MATERIAL SHOWN:
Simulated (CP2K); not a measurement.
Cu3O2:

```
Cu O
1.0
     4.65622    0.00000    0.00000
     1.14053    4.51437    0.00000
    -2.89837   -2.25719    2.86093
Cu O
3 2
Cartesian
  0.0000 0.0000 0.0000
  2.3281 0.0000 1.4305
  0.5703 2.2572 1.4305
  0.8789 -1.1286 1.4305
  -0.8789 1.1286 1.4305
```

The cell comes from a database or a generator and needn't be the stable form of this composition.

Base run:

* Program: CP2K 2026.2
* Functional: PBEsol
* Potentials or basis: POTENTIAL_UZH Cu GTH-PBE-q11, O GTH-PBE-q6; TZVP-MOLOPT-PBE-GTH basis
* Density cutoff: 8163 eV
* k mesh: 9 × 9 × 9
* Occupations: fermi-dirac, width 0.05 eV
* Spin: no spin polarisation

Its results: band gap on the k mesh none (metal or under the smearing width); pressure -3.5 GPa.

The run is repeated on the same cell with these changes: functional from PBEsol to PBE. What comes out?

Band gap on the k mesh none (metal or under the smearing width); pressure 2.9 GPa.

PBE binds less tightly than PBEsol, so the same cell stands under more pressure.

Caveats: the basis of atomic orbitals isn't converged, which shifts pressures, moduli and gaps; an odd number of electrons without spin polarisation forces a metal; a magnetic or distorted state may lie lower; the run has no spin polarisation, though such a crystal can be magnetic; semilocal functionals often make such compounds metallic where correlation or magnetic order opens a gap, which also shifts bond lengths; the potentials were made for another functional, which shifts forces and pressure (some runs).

EXERCISE: In the records above, find the line with "pressure 2.9 GPa."; write out exactly that line and each one after it, stopping after the line with "PBE binds less".

TASK SOLUTION:
Band gap on the k mesh none (metal or under the smearing width); pressure 2.9 GPa.

PBE binds less tightly than PBEsol, so the same cell stands under more pressure.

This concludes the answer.